:: REQUIREMENT ::
Only the lines from the beginning of the data below through the line containing "the smearing width)." belong in the response, each copied exactly.

:: DATA EXCERPTS ::
################
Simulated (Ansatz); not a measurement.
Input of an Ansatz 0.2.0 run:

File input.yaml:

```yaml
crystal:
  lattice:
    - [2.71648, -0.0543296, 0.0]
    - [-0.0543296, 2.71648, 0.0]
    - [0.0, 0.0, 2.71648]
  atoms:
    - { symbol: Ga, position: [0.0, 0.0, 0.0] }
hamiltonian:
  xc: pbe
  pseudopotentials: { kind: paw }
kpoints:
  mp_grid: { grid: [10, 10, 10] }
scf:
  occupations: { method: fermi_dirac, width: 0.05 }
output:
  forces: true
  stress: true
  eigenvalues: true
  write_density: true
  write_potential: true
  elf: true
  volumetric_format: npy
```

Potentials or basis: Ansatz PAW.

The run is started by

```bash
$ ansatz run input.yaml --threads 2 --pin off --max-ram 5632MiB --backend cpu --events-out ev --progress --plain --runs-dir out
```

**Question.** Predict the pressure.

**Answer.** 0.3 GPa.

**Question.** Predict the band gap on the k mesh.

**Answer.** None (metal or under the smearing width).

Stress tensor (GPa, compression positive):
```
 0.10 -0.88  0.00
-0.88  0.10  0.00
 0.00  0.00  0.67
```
################

:: REPLY ::
Simulated (Ansatz); not a measurement.
Input of an Ansatz 0.2.0 run:

File input.yaml:

```yaml
crystal:
  lattice:
    - [2.71648, -0.0543296, 0.0]
    - [-0.0543296, 2.71648, 0.0]
    - [0.0, 0.0, 2.71648]
  atoms:
    - { symbol: Ga, position: [0.0, 0.0, 0.0] }
hamiltonian:
  xc: pbe
  pseudopotentials: { kind: paw }
kpoints:
  mp_grid: { grid: [10, 10, 10] }
scf:
  occupations: { method: fermi_dirac, width: 0.05 }
output:
  forces: true
  stress: true
  eigenvalues: true
  write_density: true
  write_potential: true
  elf: true
  volumetric_format: npy
```

Potentials or basis: Ansatz PAW.

The run is started by

```bash
$ ansatz run input.yaml --threads 2 --pin off --max-ram 5632MiB --backend cpu --events-out ev --progress --plain --runs-dir out
```

**Question.** Predict the pressure.

**Answer.** 0.3 GPa.

**Question.** Predict the band gap on the k mesh.

**Answer.** None (metal or under the smearing width).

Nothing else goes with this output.